> **Work order**:
Produce an exact copy of the first line of the data below and each line after it, please, up to and including the one with "the localisation domains.".

> **Supplied data**:
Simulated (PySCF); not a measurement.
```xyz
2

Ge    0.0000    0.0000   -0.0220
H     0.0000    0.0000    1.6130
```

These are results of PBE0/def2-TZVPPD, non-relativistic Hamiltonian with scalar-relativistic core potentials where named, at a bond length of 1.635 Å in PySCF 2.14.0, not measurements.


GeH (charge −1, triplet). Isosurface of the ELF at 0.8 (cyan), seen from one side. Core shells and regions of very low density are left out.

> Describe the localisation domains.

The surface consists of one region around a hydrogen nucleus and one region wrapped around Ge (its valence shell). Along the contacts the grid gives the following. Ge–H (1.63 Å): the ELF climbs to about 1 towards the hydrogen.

> **Written response**:
Simulated (PySCF); not a measurement.
```xyz
2

Ge    0.0000    0.0000   -0.0220
H     0.0000    0.0000    1.6130
```

These are results of PBE0/def2-TZVPPD, non-relativistic Hamiltonian with scalar-relativistic core potentials where named, at a bond length of 1.635 Å in PySCF 2.14.0, not measurements.


GeH (charge −1, triplet). Isosurface of the ELF at 0.8 (cyan), seen from one side. Core shells and regions of very low density are left out.

> Describe the localisation domains.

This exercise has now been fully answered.